=== Brief ===
For each record below, give an exact transcription.

=== Record excerpts ===
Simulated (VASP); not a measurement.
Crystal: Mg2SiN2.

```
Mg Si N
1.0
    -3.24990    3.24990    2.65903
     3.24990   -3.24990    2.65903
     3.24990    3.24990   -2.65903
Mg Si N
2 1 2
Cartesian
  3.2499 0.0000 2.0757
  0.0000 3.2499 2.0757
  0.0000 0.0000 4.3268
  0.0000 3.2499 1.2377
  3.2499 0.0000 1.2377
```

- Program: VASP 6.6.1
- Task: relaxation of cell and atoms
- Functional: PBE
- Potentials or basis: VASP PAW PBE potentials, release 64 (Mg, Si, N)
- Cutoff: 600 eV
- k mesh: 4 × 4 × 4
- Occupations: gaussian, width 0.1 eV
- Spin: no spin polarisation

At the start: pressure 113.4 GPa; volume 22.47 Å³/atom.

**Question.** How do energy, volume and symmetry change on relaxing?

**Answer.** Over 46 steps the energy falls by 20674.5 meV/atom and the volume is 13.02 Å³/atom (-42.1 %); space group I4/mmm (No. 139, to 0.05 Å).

=== Expected answer ===
Simulated (VASP); not a measurement.
Crystal: Mg2SiN2.

```
Mg Si N
1.0
    -3.24990    3.24990    2.65903
     3.24990   -3.24990    2.65903
     3.24990    3.24990   -2.65903
Mg Si N
2 1 2
Cartesian
  3.2499 0.0000 2.0757
  0.0000 3.2499 2.0757
  0.0000 0.0000 4.3268
  0.0000 3.2499 1.2377
  3.2499 0.0000 1.2377
```

- Program: VASP 6.6.1
- Task: relaxation of cell and atoms
- Functional: PBE
- Potentials or basis: VASP PAW PBE potentials, release 64 (Mg, Si, N)
- Cutoff: 600 eV
- k mesh: 4 × 4 × 4
- Occupations: gaussian, width 0.1 eV
- Spin: no spin polarisation

At the start: pressure 113.4 GPa; volume 22.47 Å³/atom.

**Question.** How do energy, volume and symmetry change on relaxing?

**Answer.** Over 46 steps the energy falls by 20674.5 meV/atom and the volume is 13.02 Å³/atom (-42.1 %); space group I4/mmm (No. 139, to 0.05 Å).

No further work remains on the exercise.